• **Required action**
Below are some records; quote exactly the lines from the one that contains "Program: VASP 6.6.1." through the one that contains "### Step 1. The cell of the first run", inclusive, and no others.

• **Data to examine**
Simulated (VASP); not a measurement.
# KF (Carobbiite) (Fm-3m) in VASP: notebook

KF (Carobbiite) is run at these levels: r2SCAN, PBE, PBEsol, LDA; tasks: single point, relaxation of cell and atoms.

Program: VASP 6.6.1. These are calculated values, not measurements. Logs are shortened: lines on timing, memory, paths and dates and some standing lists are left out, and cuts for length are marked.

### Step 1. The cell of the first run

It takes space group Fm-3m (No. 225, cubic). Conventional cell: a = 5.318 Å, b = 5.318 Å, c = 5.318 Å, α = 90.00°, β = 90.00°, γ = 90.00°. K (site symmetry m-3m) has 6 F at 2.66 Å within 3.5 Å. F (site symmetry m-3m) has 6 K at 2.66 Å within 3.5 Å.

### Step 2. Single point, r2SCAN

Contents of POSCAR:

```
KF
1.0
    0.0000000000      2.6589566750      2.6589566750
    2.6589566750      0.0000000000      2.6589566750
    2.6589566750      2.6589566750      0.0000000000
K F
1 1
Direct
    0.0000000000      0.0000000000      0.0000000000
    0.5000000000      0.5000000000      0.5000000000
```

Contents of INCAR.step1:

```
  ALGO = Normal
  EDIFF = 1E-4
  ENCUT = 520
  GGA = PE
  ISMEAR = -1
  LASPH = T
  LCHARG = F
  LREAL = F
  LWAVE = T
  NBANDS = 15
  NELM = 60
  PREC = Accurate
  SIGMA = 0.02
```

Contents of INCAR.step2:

• **Task result**
Program: VASP 6.6.1. These are calculated values, not measurements. Logs are shortened: lines on timing, memory, paths and dates and some standing lists are left out, and cuts for length are marked.

### Step 1. The cell of the first run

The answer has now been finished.